Assigned task
In the material below, find the line with "# Bilayer T-MgI2" and the line with "against the other.", then output those two lines and every line between them, exactly.

==== Given data ====
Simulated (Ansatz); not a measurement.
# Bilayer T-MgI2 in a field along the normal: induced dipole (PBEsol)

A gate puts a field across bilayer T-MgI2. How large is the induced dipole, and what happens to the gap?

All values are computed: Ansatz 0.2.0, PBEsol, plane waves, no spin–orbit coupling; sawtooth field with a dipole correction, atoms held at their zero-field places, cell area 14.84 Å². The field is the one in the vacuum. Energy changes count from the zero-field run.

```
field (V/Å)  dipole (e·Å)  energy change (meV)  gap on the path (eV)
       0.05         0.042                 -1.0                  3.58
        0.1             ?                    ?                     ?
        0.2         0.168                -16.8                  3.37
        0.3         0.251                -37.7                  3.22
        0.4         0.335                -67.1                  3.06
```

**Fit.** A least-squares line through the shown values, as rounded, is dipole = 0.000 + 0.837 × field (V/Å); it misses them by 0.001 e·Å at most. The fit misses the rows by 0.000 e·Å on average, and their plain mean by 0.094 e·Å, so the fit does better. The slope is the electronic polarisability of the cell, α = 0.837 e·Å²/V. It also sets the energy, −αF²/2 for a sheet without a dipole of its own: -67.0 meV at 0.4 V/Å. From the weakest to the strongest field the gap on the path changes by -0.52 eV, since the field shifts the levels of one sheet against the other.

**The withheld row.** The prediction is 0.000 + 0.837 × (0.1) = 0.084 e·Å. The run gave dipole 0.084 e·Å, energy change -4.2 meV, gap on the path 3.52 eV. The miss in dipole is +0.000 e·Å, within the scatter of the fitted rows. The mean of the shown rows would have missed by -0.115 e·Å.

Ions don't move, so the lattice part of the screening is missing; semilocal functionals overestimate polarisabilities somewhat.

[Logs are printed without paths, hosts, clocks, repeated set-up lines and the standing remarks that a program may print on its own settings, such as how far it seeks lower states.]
====

Response area
# Bilayer T-MgI2 in a field along the normal: induced dipole (PBEsol)

A gate puts a field across bilayer T-MgI2. How large is the induced dipole, and what happens to the gap?

All values are computed: Ansatz 0.2.0, PBEsol, plane waves, no spin–orbit coupling; sawtooth field with a dipole correction, atoms held at their zero-field places, cell area 14.84 Å². The field is the one in the vacuum. Energy changes count from the zero-field run.

```
field (V/Å)  dipole (e·Å)  energy change (meV)  gap on the path (eV)
       0.05         0.042                 -1.0                  3.58
        0.1             ?                    ?                     ?
        0.2         0.168                -16.8                  3.37
        0.3         0.251                -37.7                  3.22
        0.4         0.335                -67.1                  3.06
```

**Fit.** A least-squares line through the shown values, as rounded, is dipole = 0.000 + 0.837 × field (V/Å); it misses them by 0.001 e·Å at most. The fit misses the rows by 0.000 e·Å on average, and their plain mean by 0.094 e·Å, so the fit does better. The slope is the electronic polarisability of the cell, α = 0.837 e·Å²/V. It also sets the energy, −αF²/2 for a sheet without a dipole of its own: -67.0 meV at 0.4 V/Å. From the weakest to the strongest field the gap on the path changes by -0.52 eV, since the field shifts the levels of one sheet against the other.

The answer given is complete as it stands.